Brief
Your task is to transcribe, without alteration, the lines from the top of the material below through the line bearing "Saturation properties of R245ca.", inclusive.

╭─ Data for analysis

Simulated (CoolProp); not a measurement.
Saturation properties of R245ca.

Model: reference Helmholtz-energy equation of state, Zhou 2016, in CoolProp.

╰─

Answer space
Simulated (CoolProp); not a measurement.
Saturation properties of R245ca.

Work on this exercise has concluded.